MATERIAL PROVIDED:
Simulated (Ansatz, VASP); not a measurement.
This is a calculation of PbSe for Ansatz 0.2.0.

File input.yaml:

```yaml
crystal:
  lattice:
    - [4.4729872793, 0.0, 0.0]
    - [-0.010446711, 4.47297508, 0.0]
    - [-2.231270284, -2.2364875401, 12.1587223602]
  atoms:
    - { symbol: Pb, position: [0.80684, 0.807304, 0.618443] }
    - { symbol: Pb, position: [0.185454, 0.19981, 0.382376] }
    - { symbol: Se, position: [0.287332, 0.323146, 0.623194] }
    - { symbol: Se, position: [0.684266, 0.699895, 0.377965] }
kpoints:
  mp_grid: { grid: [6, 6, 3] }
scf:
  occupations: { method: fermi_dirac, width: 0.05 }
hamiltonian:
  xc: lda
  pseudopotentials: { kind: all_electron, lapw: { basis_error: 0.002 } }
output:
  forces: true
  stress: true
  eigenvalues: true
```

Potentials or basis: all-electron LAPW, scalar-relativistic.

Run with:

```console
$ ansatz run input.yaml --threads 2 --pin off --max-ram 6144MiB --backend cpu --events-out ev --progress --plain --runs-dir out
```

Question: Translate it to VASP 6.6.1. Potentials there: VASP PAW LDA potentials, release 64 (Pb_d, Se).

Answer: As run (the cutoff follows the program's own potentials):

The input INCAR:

TASK ITEM: Each line of the material above needs to be returned exactly as written.

TASK ANSWER:
Simulated (Ansatz, VASP); not a measurement.
This is a calculation of PbSe for Ansatz 0.2.0.

File input.yaml:

```yaml
crystal:
  lattice:
    - [4.4729872793, 0.0, 0.0]
    - [-0.010446711, 4.47297508, 0.0]
    - [-2.231270284, -2.2364875401, 12.1587223602]
  atoms:
    - { symbol: Pb, position: [0.80684, 0.807304, 0.618443] }
    - { symbol: Pb, position: [0.185454, 0.19981, 0.382376] }
    - { symbol: Se, position: [0.287332, 0.323146, 0.623194] }
    - { symbol: Se, position: [0.684266, 0.699895, 0.377965] }
kpoints:
  mp_grid: { grid: [6, 6, 3] }
scf:
  occupations: { method: fermi_dirac, width: 0.05 }
hamiltonian:
  xc: lda
  pseudopotentials: { kind: all_electron, lapw: { basis_error: 0.002 } }
output:
  forces: true
  stress: true
  eigenvalues: true
```

Potentials or basis: all-electron LAPW, scalar-relativistic.

Run with:

```console
$ ansatz run input.yaml --threads 2 --pin off --max-ram 6144MiB --backend cpu --events-out ev --progress --plain --runs-dir out
```

Question: Translate it to VASP 6.6.1. Potentials there: VASP PAW LDA potentials, release 64 (Pb_d, Se).

Answer: As run (the cutoff follows the program's own potentials):

The input INCAR:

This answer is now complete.